** BRIEF **
Starting at the line that has "An earlier PBE0-D4" and stopping after the line that has "spin multiplicity 1.", reproduce the listing below exactly; omit everything else.

** RECORDED INFORMATION **
---+---
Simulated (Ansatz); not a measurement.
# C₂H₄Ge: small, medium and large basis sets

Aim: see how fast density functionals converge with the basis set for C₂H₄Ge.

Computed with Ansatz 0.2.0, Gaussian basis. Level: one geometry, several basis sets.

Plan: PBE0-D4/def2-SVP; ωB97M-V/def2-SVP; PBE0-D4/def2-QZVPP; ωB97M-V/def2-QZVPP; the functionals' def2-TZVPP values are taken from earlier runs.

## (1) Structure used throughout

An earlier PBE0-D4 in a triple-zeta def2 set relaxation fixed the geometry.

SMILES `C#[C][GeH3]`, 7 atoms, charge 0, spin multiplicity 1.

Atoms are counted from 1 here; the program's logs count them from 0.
---+---

** RESPONSE BOX **
An earlier PBE0-D4 in a triple-zeta def2 set relaxation fixed the geometry.

SMILES `C#[C][GeH3]`, 7 atoms, charge 0, spin multiplicity 1.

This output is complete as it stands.